**Activity**. Copy the records below verbatim, from the first line through the line containing "Members of the", inclusive, and output nothing else.

**Given information**.
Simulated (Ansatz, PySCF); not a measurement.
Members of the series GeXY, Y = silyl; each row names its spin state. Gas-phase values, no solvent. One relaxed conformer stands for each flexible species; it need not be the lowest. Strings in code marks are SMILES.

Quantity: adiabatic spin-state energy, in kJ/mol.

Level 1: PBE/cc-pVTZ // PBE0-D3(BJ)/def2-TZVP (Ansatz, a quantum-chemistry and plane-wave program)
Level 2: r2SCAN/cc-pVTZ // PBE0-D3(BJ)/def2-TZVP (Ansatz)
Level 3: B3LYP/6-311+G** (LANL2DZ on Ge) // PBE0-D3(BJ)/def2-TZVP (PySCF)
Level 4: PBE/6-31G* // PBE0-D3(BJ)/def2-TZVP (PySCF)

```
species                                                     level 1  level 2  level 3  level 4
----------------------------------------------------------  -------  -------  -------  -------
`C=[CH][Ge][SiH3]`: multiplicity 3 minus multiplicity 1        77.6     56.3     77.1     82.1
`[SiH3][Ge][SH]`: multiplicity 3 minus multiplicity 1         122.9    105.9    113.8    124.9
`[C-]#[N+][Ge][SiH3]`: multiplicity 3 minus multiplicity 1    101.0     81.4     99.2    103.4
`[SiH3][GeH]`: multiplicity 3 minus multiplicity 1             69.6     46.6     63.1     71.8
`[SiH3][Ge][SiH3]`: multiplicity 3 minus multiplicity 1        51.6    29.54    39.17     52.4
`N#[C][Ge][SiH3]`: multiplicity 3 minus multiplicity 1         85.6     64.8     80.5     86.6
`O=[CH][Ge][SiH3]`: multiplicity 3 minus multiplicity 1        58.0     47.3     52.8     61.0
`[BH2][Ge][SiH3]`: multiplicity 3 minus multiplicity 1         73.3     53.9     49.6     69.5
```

**Written answer**.
Simulated (Ansatz, PySCF); not a measurement.
Members of the series GeXY, Y = silyl; each row names its spin state. Gas-phase values, no solvent. One relaxed conformer stands for each flexible species; it need not be the lowest. Strings in code marks are SMILES.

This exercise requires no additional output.